» **Assigned task**:
Reproduce the full listing exactly.

» **Excerpted data**:
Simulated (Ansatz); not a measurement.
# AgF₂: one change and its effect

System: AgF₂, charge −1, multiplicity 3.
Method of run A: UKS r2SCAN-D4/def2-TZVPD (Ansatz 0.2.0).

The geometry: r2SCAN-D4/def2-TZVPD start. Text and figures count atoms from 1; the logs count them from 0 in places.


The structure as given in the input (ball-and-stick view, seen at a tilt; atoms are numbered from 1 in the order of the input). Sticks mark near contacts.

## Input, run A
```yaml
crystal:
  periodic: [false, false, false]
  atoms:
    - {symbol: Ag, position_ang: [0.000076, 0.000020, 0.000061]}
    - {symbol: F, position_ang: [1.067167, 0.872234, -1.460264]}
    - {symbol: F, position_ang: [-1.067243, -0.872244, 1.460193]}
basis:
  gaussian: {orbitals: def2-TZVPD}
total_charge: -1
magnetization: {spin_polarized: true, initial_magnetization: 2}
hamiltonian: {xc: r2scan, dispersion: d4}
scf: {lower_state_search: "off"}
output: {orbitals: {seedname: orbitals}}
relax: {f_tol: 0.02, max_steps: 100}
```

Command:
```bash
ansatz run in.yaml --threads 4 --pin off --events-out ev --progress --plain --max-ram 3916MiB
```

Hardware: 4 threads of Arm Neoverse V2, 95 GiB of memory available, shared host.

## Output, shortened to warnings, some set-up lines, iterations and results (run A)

» **Response box**:
Simulated (Ansatz); not a measurement.
# AgF₂: one change and its effect

System: AgF₂, charge −1, multiplicity 3.
Method of run A: UKS r2SCAN-D4/def2-TZVPD (Ansatz 0.2.0).

The geometry: r2SCAN-D4/def2-TZVPD start. Text and figures count atoms from 1; the logs count them from 0 in places.


The structure as given in the input (ball-and-stick view, seen at a tilt; atoms are numbered from 1 in the order of the input). Sticks mark near contacts.

## Input, run A
```yaml
crystal:
  periodic: [false, false, false]
  atoms:
    - {symbol: Ag, position_ang: [0.000076, 0.000020, 0.000061]}
    - {symbol: F, position_ang: [1.067167, 0.872234, -1.460264]}
    - {symbol: F, position_ang: [-1.067243, -0.872244, 1.460193]}
basis:
  gaussian: {orbitals: def2-TZVPD}
total_charge: -1
magnetization: {spin_polarized: true, initial_magnetization: 2}
hamiltonian: {xc: r2scan, dispersion: d4}
scf: {lower_state_search: "off"}
output: {orbitals: {seedname: orbitals}}
relax: {f_tol: 0.02, max_steps: 100}
```

Command:
```bash
ansatz run in.yaml --threads 4 --pin off --events-out ev --progress --plain --max-ram 3916MiB
```

Hardware: 4 threads of Arm Neoverse V2, 95 GiB of memory available, shared host.

## Output, shortened to warnings, some set-up lines, iterations and results (run A)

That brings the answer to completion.